[[ The data, beginning ]]

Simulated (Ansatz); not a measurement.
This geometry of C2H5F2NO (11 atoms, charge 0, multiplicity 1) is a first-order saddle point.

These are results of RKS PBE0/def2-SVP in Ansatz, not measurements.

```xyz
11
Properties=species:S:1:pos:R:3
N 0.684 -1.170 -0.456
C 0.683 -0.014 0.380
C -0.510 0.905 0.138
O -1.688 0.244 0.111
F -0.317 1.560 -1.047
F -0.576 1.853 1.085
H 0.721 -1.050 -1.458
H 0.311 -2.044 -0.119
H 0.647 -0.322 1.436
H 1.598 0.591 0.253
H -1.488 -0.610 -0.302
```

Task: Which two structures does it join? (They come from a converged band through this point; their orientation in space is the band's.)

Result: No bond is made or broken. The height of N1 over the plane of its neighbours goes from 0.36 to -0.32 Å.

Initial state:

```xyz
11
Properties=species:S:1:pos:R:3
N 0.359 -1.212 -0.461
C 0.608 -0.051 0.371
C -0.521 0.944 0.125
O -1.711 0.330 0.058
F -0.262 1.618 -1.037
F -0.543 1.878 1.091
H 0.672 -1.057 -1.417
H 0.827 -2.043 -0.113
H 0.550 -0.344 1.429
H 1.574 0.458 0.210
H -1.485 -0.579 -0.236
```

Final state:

[[ The data, end ]]

Please retype, with no changes, the lines that run from the first line of the entries to the line with "Task: Which two", both ends included.

Simulated (Ansatz); not a measurement.
This geometry of C2H5F2NO (11 atoms, charge 0, multiplicity 1) is a first-order saddle point.

These are results of RKS PBE0/def2-SVP in Ansatz, not measurements.

```xyz
11
Properties=species:S:1:pos:R:3
N 0.684 -1.170 -0.456
C 0.683 -0.014 0.380
C -0.510 0.905 0.138
O -1.688 0.244 0.111
F -0.317 1.560 -1.047
F -0.576 1.853 1.085
H 0.721 -1.050 -1.458
H 0.311 -2.044 -0.119
H 0.647 -0.322 1.436
H 1.598 0.591 0.253
H -1.488 -0.610 -0.302
```

Task: Which two structures does it join? (They come from a converged band through this point; their orientation in space is the band's.)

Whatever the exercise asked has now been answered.